**Assignment:** Reprint the entire listing exactly.

● ● ● ●

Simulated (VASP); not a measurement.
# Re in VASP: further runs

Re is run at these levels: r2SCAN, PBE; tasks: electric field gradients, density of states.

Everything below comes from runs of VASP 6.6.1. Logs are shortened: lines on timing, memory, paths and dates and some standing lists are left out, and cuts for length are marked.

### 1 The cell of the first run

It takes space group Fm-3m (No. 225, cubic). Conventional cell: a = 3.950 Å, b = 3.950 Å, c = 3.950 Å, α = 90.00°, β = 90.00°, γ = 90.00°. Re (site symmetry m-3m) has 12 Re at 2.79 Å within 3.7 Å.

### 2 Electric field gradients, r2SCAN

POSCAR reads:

● ● ● ●

**Written answer:**
Simulated (VASP); not a measurement.
# Re in VASP: further runs

Re is run at these levels: r2SCAN, PBE; tasks: electric field gradients, density of states.

Everything below comes from runs of VASP 6.6.1. Logs are shortened: lines on timing, memory, paths and dates and some standing lists are left out, and cuts for length are marked.

### 1 The cell of the first run

It takes space group Fm-3m (No. 225, cubic). Conventional cell: a = 3.950 Å, b = 3.950 Å, c = 3.950 Å, α = 90.00°, β = 90.00°, γ = 90.00°. Re (site symmetry m-3m) has 12 Re at 2.79 Å within 3.7 Å.

### 2 Electric field gradients, r2SCAN

POSCAR reads:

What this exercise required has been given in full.